WORK REQUEST.
In the material below, transcribe every line from the first through the line holding "Computed atomic charges", exactly, and stop after that line.

STORED DATA.
━━━━━━━━━━━━━━━━━━━━

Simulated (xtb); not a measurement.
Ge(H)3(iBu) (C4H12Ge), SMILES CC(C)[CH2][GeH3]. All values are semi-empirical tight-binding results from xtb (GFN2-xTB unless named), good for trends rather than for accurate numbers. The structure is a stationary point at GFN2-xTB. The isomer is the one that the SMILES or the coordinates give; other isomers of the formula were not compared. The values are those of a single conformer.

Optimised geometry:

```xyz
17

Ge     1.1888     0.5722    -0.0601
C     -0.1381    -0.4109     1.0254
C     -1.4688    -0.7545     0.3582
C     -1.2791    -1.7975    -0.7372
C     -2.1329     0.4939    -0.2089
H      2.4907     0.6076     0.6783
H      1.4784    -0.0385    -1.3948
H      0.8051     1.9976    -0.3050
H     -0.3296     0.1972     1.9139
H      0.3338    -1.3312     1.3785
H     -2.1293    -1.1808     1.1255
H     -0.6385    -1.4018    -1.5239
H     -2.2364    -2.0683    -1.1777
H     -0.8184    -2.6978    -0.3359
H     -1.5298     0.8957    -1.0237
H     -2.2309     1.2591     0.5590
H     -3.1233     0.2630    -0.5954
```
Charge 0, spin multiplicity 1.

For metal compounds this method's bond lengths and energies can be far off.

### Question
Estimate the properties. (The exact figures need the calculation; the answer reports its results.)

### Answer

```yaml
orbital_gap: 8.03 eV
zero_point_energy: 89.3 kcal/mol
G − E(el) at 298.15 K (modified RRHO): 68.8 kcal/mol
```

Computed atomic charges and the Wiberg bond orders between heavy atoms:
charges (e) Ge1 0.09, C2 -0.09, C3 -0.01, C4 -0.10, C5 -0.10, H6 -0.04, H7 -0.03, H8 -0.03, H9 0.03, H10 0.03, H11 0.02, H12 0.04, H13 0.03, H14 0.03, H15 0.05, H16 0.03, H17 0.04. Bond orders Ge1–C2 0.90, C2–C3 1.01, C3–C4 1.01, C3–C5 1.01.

━━━━━━━━━━━━━━━━━━━━

WRITTEN SOLUTION.
Simulated (xtb); not a measurement.
Ge(H)3(iBu) (C4H12Ge), SMILES CC(C)[CH2][GeH3]. All values are semi-empirical tight-binding results from xtb (GFN2-xTB unless named), good for trends rather than for accurate numbers. The structure is a stationary point at GFN2-xTB. The isomer is the one that the SMILES or the coordinates give; other isomers of the formula were not compared. The values are those of a single conformer.

Optimised geometry:

```xyz
17

Ge     1.1888     0.5722    -0.0601
C     -0.1381    -0.4109     1.0254
C     -1.4688    -0.7545     0.3582
C     -1.2791    -1.7975    -0.7372
C     -2.1329     0.4939    -0.2089
H      2.4907     0.6076     0.6783
H      1.4784    -0.0385    -1.3948
H      0.8051     1.9976    -0.3050
H     -0.3296     0.1972     1.9139
H      0.3338    -1.3312     1.3785
H     -2.1293    -1.1808     1.1255
H     -0.6385    -1.4018    -1.5239
H     -2.2364    -2.0683    -1.1777
H     -0.8184    -2.6978    -0.3359
H     -1.5298     0.8957    -1.0237
H     -2.2309     1.2591     0.5590
H     -3.1233     0.2630    -0.5954
```
Charge 0, spin multiplicity 1.

For metal compounds this method's bond lengths and energies can be far off.

### Question
Estimate the properties. (The exact figures need the calculation; the answer reports its results.)

### Answer

```yaml
orbital_gap: 8.03 eV
zero_point_energy: 89.3 kcal/mol
G − E(el) at 298.15 K (modified RRHO): 68.8 kcal/mol
```

Computed atomic charges and the Wiberg bond orders between heavy atoms:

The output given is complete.